• _Data supplied_
*** Begin section ***
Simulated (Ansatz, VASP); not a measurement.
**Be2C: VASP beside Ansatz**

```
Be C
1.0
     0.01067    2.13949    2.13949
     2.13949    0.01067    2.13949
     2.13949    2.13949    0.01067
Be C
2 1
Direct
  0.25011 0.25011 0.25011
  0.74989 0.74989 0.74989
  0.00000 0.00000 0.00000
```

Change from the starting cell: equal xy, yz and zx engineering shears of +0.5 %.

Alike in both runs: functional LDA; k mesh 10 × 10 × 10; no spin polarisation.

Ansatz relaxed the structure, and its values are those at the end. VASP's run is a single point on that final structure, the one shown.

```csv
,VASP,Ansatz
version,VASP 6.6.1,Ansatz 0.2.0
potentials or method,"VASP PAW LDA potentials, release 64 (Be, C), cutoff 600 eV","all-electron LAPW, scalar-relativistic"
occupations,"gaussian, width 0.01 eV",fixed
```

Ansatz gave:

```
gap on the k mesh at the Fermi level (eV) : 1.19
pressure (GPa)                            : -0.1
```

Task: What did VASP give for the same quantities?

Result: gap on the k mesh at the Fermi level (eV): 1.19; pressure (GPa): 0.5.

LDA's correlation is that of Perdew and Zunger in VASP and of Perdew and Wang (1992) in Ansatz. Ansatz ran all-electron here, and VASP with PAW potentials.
*** End section ***

• _Exercise_
Begin at the first line of the records above and restate each line word for word, stopping after the line with "Result: gap on".

• _Answer section_
Simulated (Ansatz, VASP); not a measurement.
**Be2C: VASP beside Ansatz**

```
Be C
1.0
     0.01067    2.13949    2.13949
     2.13949    0.01067    2.13949
     2.13949    2.13949    0.01067
Be C
2 1
Direct
  0.25011 0.25011 0.25011
  0.74989 0.74989 0.74989
  0.00000 0.00000 0.00000
```

Change from the starting cell: equal xy, yz and zx engineering shears of +0.5 %.

Alike in both runs: functional LDA; k mesh 10 × 10 × 10; no spin polarisation.

Ansatz relaxed the structure, and its values are those at the end. VASP's run is a single point on that final structure, the one shown.

```csv
,VASP,Ansatz
version,VASP 6.6.1,Ansatz 0.2.0
potentials or method,"VASP PAW LDA potentials, release 64 (Be, C), cutoff 600 eV","all-electron LAPW, scalar-relativistic"
occupations,"gaussian, width 0.01 eV",fixed
```

Ansatz gave:

```
gap on the k mesh at the Fermi level (eV) : 1.19
pressure (GPa)                            : -0.1
```

Task: What did VASP give for the same quantities?

Result: gap on the k mesh at the Fermi level (eV): 1.19; pressure (GPa): 0.5.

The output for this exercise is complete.